ACTIVITY ▸
Copy the entries that follow, exactly and completely.

··· RECORD SET

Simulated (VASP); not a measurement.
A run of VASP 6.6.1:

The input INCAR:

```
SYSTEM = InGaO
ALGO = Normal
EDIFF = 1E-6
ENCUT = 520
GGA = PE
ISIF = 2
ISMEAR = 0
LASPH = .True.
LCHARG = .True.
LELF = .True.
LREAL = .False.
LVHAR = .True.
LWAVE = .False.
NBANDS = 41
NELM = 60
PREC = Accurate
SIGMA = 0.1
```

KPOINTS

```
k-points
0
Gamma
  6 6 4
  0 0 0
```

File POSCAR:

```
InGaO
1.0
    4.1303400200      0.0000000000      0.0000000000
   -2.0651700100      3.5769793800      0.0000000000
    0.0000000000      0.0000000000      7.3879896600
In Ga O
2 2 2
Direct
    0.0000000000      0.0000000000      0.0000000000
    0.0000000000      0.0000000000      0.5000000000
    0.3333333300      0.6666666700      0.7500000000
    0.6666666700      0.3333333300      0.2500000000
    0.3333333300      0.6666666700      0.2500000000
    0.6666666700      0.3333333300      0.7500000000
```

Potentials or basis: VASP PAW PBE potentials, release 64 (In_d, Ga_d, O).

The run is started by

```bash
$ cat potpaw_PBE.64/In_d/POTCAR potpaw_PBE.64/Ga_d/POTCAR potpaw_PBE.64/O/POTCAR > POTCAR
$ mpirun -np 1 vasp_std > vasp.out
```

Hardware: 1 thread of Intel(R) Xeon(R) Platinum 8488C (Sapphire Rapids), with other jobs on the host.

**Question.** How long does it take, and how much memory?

······

RESULT ▸
Simulated (VASP); not a measurement.
A run of VASP 6.6.1:

The input INCAR:

```
SYSTEM = InGaO
ALGO = Normal
EDIFF = 1E-6
ENCUT = 520
GGA = PE
ISIF = 2
ISMEAR = 0
LASPH = .True.
LCHARG = .True.
LELF = .True.
LREAL = .False.
LVHAR = .True.
LWAVE = .False.
NBANDS = 41
NELM = 60
PREC = Accurate
SIGMA = 0.1
```

KPOINTS

```
k-points
0
Gamma
  6 6 4
  0 0 0
```

File POSCAR:

```
InGaO
1.0
    4.1303400200      0.0000000000      0.0000000000
   -2.0651700100      3.5769793800      0.0000000000
    0.0000000000      0.0000000000      7.3879896600
In Ga O
2 2 2
Direct
    0.0000000000      0.0000000000      0.0000000000
    0.0000000000      0.0000000000      0.5000000000
    0.3333333300      0.6666666700      0.7500000000
    0.6666666700      0.3333333300      0.2500000000
    0.3333333300      0.6666666700      0.2500000000
    0.6666666700      0.3333333300      0.7500000000
```

Potentials or basis: VASP PAW PBE potentials, release 64 (In_d, Ga_d, O).

The run is started by

```bash
$ cat potpaw_PBE.64/In_d/POTCAR potpaw_PBE.64/Ga_d/POTCAR potpaw_PBE.64/O/POTCAR > POTCAR
$ mpirun -np 1 vasp_std > vasp.out
```

Hardware: 1 thread of Intel(R) Xeon(R) Platinum 8488C (Sapphire Rapids), with other jobs on the host.

**Question.** How long does it take, and how much memory?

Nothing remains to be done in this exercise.